**ASSIGNMENT:** Repeat exactly, please, the opening lines of the data below, through and including the line where "NH4SO4- (1.9 %)" sits.

* * * * * * *

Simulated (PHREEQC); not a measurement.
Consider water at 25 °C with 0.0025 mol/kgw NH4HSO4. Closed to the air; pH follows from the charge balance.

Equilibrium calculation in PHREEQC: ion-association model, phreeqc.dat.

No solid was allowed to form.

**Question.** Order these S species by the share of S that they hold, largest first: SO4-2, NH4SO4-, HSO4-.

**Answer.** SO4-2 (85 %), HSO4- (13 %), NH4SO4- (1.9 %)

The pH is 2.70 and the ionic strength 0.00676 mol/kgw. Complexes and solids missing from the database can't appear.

* * * * * * *

**EXERCISE ANSWER:**
Simulated (PHREEQC); not a measurement.
Consider water at 25 °C with 0.0025 mol/kgw NH4HSO4. Closed to the air; pH follows from the charge balance.

Equilibrium calculation in PHREEQC: ion-association model, phreeqc.dat.

No solid was allowed to form.

**Question.** Order these S species by the share of S that they hold, largest first: SO4-2, NH4SO4-, HSO4-.

**Answer.** SO4-2 (85 %), HSO4- (13 %), NH4SO4- (1.9 %)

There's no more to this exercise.